**Task item**
Among the lines below, copy exactly those from the one with "First and last" through the one with "Did the run converge, and what did it change?", counting both ends.

**Data supplied**
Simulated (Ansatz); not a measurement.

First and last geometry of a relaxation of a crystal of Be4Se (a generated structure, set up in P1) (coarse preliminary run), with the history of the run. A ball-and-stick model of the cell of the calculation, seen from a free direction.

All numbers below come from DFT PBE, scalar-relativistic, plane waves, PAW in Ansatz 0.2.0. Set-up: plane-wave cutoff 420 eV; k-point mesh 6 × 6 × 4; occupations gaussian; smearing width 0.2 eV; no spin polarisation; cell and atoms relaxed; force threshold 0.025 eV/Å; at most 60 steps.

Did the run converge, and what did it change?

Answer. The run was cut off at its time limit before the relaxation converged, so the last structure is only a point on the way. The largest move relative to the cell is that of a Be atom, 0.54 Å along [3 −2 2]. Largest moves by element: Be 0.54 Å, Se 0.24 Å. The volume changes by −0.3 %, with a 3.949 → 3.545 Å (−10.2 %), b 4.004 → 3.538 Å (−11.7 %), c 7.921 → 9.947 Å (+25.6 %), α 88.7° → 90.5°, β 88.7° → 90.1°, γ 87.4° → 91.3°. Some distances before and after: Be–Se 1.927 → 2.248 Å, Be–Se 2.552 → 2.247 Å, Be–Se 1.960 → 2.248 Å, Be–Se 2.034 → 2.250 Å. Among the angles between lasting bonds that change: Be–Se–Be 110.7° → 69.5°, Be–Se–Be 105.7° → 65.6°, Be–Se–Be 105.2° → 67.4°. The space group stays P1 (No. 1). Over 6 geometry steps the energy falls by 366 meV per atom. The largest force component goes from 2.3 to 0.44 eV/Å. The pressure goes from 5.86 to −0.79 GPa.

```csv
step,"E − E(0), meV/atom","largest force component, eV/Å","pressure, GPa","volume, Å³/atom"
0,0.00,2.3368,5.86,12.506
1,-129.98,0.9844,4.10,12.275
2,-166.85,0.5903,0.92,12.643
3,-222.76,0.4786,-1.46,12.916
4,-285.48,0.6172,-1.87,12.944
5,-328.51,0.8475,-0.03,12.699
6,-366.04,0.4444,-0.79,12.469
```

**Task solution**
First and last geometry of a relaxation of a crystal of Be4Se (a generated structure, set up in P1) (coarse preliminary run), with the history of the run. A ball-and-stick model of the cell of the calculation, seen from a free direction.

All numbers below come from DFT PBE, scalar-relativistic, plane waves, PAW in Ansatz 0.2.0. Set-up: plane-wave cutoff 420 eV; k-point mesh 6 × 6 × 4; occupations gaussian; smearing width 0.2 eV; no spin polarisation; cell and atoms relaxed; force threshold 0.025 eV/Å; at most 60 steps.

Did the run converge, and what did it change?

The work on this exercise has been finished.